Supplied data:
----------
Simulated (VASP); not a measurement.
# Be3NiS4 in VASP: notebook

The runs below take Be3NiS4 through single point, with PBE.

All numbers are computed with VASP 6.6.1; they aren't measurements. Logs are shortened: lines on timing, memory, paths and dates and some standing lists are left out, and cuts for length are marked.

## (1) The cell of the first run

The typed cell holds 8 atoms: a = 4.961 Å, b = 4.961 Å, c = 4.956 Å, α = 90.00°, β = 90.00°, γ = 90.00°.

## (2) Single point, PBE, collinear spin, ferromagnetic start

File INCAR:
----------

Activity: A verbatim transcription of all the entries above is required.

Written solution:
Simulated (VASP); not a measurement.
# Be3NiS4 in VASP: notebook

The runs below take Be3NiS4 through single point, with PBE.

All numbers are computed with VASP 6.6.1; they aren't measurements. Logs are shortened: lines on timing, memory, paths and dates and some standing lists are left out, and cuts for length are marked.

## (1) The cell of the first run

The typed cell holds 8 atoms: a = 4.961 Å, b = 4.961 Å, c = 4.956 Å, α = 90.00°, β = 90.00°, γ = 90.00°.

## (2) Single point, PBE, collinear spin, ferromagnetic start

File INCAR:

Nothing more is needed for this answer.